• _WORK INSTRUCTION_: Copy the lines below exactly. Start at the first and finish with the line containing "4. CCSD(T) less MP2 in aug-cc-pVTZ: -0.043.".

EXERCISE DATA section start
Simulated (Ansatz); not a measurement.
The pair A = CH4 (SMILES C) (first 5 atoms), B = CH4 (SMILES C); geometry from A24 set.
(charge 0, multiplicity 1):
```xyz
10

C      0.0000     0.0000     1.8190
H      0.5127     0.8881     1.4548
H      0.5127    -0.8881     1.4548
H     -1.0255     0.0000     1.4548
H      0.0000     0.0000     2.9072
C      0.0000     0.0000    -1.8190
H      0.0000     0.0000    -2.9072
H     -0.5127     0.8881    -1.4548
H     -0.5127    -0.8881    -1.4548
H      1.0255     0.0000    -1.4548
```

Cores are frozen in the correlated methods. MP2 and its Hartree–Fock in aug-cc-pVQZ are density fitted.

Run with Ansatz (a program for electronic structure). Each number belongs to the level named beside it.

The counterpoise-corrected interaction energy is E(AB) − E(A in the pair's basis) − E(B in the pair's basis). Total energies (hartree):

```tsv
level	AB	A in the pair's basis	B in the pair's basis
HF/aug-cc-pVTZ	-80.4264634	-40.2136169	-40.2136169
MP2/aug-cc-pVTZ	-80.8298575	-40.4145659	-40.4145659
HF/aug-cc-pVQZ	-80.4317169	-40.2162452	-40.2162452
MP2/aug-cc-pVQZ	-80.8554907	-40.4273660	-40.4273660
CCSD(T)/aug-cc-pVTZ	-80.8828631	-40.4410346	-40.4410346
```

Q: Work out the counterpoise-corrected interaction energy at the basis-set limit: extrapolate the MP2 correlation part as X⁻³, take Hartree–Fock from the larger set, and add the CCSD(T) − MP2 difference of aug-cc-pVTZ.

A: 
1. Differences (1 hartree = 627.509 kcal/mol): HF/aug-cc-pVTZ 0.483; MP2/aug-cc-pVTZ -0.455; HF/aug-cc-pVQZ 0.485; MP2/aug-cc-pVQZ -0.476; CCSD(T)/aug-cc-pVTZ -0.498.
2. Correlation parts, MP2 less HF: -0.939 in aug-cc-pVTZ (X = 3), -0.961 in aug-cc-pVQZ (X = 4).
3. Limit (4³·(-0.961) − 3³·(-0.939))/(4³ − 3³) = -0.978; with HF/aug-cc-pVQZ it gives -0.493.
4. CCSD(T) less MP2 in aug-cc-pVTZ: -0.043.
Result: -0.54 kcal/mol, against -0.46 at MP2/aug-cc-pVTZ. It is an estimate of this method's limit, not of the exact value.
EXERCISE DATA section end

• _ANSWER SPACE_:
Simulated (Ansatz); not a measurement.
The pair A = CH4 (SMILES C) (first 5 atoms), B = CH4 (SMILES C); geometry from A24 set.
(charge 0, multiplicity 1):
```xyz
10

C      0.0000     0.0000     1.8190
H      0.5127     0.8881     1.4548
H      0.5127    -0.8881     1.4548
H     -1.0255     0.0000     1.4548
H      0.0000     0.0000     2.9072
C      0.0000     0.0000    -1.8190
H      0.0000     0.0000    -2.9072
H     -0.5127     0.8881    -1.4548
H     -0.5127    -0.8881    -1.4548
H      1.0255     0.0000    -1.4548
```

Cores are frozen in the correlated methods. MP2 and its Hartree–Fock in aug-cc-pVQZ are density fitted.

Run with Ansatz (a program for electronic structure). Each number belongs to the level named beside it.

The counterpoise-corrected interaction energy is E(AB) − E(A in the pair's basis) − E(B in the pair's basis). Total energies (hartree):

```tsv
level	AB	A in the pair's basis	B in the pair's basis
HF/aug-cc-pVTZ	-80.4264634	-40.2136169	-40.2136169
MP2/aug-cc-pVTZ	-80.8298575	-40.4145659	-40.4145659
HF/aug-cc-pVQZ	-80.4317169	-40.2162452	-40.2162452
MP2/aug-cc-pVQZ	-80.8554907	-40.4273660	-40.4273660
CCSD(T)/aug-cc-pVTZ	-80.8828631	-40.4410346	-40.4410346
```

Q: Work out the counterpoise-corrected interaction energy at the basis-set limit: extrapolate the MP2 correlation part as X⁻³, take Hartree–Fock from the larger set, and add the CCSD(T) − MP2 difference of aug-cc-pVTZ.

A: 
1. Differences (1 hartree = 627.509 kcal/mol): HF/aug-cc-pVTZ 0.483; MP2/aug-cc-pVTZ -0.455; HF/aug-cc-pVQZ 0.485; MP2/aug-cc-pVQZ -0.476; CCSD(T)/aug-cc-pVTZ -0.498.
2. Correlation parts, MP2 less HF: -0.939 in aug-cc-pVTZ (X = 3), -0.961 in aug-cc-pVQZ (X = 4).
3. Limit (4³·(-0.961) − 3³·(-0.939))/(4³ − 3³) = -0.978; with HF/aug-cc-pVQZ it gives -0.493.
4. CCSD(T) less MP2 in aug-cc-pVTZ: -0.043.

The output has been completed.